---- Excerpted records

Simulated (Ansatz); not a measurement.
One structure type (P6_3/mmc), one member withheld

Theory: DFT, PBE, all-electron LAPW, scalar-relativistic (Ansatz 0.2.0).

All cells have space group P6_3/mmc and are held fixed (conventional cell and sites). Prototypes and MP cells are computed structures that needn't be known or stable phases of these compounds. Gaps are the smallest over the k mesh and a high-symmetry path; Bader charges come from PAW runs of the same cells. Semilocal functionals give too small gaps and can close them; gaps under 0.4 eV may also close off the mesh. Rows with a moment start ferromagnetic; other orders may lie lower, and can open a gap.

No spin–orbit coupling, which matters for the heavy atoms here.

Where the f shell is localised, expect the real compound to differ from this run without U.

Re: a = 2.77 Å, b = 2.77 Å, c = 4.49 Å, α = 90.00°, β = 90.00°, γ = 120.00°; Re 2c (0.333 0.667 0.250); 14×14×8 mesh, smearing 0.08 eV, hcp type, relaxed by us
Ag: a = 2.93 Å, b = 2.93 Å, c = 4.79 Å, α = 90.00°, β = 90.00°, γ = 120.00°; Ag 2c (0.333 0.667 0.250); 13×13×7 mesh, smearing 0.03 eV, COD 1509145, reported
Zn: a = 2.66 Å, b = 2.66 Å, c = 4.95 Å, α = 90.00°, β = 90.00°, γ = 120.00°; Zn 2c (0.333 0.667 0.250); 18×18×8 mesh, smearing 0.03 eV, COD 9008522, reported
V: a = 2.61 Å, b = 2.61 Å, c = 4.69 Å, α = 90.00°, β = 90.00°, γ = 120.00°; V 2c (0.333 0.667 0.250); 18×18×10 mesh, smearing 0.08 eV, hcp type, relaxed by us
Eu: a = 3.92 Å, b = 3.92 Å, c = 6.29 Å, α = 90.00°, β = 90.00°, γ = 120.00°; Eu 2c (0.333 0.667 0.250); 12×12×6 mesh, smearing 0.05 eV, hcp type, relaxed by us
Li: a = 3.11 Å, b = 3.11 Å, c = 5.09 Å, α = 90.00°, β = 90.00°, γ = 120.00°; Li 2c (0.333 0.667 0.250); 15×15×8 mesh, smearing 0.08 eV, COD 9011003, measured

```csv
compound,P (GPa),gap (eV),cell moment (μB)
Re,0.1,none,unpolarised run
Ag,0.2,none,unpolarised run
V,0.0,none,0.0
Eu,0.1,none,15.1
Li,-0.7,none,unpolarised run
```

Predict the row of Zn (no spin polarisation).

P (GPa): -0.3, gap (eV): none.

--------

#### [Work instruction]
One stretch of the lines above is wanted, from the line that contains "No spin–orbit coupling, which" through the line that contains "Predict the row of Zn (no spin polarisation).". Output it exactly.

#### [Written solution]
No spin–orbit coupling, which matters for the heavy atoms here.

Where the f shell is localised, expect the real compound to differ from this run without U.

Re: a = 2.77 Å, b = 2.77 Å, c = 4.49 Å, α = 90.00°, β = 90.00°, γ = 120.00°; Re 2c (0.333 0.667 0.250); 14×14×8 mesh, smearing 0.08 eV, hcp type, relaxed by us
Ag: a = 2.93 Å, b = 2.93 Å, c = 4.79 Å, α = 90.00°, β = 90.00°, γ = 120.00°; Ag 2c (0.333 0.667 0.250); 13×13×7 mesh, smearing 0.03 eV, COD 1509145, reported
Zn: a = 2.66 Å, b = 2.66 Å, c = 4.95 Å, α = 90.00°, β = 90.00°, γ = 120.00°; Zn 2c (0.333 0.667 0.250); 18×18×8 mesh, smearing 0.03 eV, COD 9008522, reported
V: a = 2.61 Å, b = 2.61 Å, c = 4.69 Å, α = 90.00°, β = 90.00°, γ = 120.00°; V 2c (0.333 0.667 0.250); 18×18×10 mesh, smearing 0.08 eV, hcp type, relaxed by us
Eu: a = 3.92 Å, b = 3.92 Å, c = 6.29 Å, α = 90.00°, β = 90.00°, γ = 120.00°; Eu 2c (0.333 0.667 0.250); 12×12×6 mesh, smearing 0.05 eV, hcp type, relaxed by us
Li: a = 3.11 Å, b = 3.11 Å, c = 5.09 Å, α = 90.00°, β = 90.00°, γ = 120.00°; Li 2c (0.333 0.667 0.250); 15×15×8 mesh, smearing 0.08 eV, COD 9011003, measured

```csv
compound,P (GPa),gap (eV),cell moment (μB)
Re,0.1,none,unpolarised run
Ag,0.2,none,unpolarised run
V,0.0,none,0.0
Eu,0.1,none,15.1
Li,-0.7,none,unpolarised run
```

Predict the row of Zn (no spin polarisation).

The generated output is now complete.